| Brief |
Below are records; write all of them out exactly.

| Information shown |
+++

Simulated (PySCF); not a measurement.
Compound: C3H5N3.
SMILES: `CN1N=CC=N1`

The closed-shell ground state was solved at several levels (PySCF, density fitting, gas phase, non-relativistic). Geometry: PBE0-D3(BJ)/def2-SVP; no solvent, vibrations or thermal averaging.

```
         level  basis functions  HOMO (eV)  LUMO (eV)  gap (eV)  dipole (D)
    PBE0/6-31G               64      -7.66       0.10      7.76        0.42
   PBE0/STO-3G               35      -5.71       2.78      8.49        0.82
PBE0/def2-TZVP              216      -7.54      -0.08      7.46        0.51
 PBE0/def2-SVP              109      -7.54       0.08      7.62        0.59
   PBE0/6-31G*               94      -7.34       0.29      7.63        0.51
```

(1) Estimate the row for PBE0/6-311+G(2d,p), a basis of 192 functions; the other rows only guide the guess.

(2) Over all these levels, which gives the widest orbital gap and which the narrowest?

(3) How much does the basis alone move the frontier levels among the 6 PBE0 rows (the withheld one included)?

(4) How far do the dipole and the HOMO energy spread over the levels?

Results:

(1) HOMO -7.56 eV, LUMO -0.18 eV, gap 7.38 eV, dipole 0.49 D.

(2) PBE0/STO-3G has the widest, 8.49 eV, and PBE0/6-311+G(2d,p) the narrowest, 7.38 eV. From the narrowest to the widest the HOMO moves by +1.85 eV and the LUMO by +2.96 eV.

+++

| Reply |
Simulated (PySCF); not a measurement.
Compound: C3H5N3.
SMILES: `CN1N=CC=N1`

The closed-shell ground state was solved at several levels (PySCF, density fitting, gas phase, non-relativistic). Geometry: PBE0-D3(BJ)/def2-SVP; no solvent, vibrations or thermal averaging.

```
         level  basis functions  HOMO (eV)  LUMO (eV)  gap (eV)  dipole (D)
    PBE0/6-31G               64      -7.66       0.10      7.76        0.42
   PBE0/STO-3G               35      -5.71       2.78      8.49        0.82
PBE0/def2-TZVP              216      -7.54      -0.08      7.46        0.51
 PBE0/def2-SVP              109      -7.54       0.08      7.62        0.59
   PBE0/6-31G*               94      -7.34       0.29      7.63        0.51
```

(1) Estimate the row for PBE0/6-311+G(2d,p), a basis of 192 functions; the other rows only guide the guess.

(2) Over all these levels, which gives the widest orbital gap and which the narrowest?

(3) How much does the basis alone move the frontier levels among the 6 PBE0 rows (the withheld one included)?

(4) How far do the dipole and the HOMO energy spread over the levels?

Results:

(1) HOMO -7.56 eV, LUMO -0.18 eV, gap 7.38 eV, dipole 0.49 D.

(2) PBE0/STO-3G has the widest, 8.49 eV, and PBE0/6-311+G(2d,p) the narrowest, 7.38 eV. From the narrowest to the widest the HOMO moves by +1.85 eV and the LUMO by +2.96 eV.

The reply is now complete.